PROVIDED RECORDS -
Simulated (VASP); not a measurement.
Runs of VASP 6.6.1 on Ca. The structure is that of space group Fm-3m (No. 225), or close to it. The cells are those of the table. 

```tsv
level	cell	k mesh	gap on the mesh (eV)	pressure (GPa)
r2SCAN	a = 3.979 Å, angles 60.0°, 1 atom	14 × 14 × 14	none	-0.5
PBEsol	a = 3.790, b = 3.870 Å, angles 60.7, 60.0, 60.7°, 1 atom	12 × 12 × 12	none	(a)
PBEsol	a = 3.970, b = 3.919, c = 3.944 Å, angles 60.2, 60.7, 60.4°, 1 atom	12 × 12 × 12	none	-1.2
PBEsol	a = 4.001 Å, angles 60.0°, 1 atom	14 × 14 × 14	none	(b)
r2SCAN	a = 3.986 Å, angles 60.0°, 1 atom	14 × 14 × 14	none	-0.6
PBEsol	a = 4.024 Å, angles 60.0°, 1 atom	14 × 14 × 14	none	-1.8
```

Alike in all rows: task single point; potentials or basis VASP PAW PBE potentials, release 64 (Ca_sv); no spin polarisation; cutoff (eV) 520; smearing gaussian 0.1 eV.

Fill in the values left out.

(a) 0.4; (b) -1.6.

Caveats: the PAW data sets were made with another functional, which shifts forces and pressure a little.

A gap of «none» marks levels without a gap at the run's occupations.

ASSIGNED TASK - Only the lines above starting with the one with "Fill in the values left out." and going through the one with "Caveats: the PAW" are to be copied, word for word and with both ends kept.

YOUR SOLUTION -
Fill in the values left out.

(a) 0.4; (b) -1.6.

Caveats: the PAW data sets were made with another functional, which shifts forces and pressure a little.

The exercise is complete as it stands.